**Information shown:**
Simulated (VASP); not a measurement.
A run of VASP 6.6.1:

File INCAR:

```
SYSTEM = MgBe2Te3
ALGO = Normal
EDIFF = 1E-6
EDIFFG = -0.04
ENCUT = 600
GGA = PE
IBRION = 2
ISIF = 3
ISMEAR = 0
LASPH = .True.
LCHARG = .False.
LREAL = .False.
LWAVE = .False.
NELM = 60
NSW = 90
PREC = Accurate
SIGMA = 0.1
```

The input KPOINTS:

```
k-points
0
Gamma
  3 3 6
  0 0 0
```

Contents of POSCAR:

**Brief:**
Nothing in the entries should be left out; please reproduce them all exactly.

**Written reply:**
Simulated (VASP); not a measurement.
A run of VASP 6.6.1:

File INCAR:

```
SYSTEM = MgBe2Te3
ALGO = Normal
EDIFF = 1E-6
EDIFFG = -0.04
ENCUT = 600
GGA = PE
IBRION = 2
ISIF = 3
ISMEAR = 0
LASPH = .True.
LCHARG = .False.
LREAL = .False.
LWAVE = .False.
NELM = 60
NSW = 90
PREC = Accurate
SIGMA = 0.1
```

The input KPOINTS:

```
k-points
0
Gamma
  3 3 6
  0 0 0
```

Contents of POSCAR:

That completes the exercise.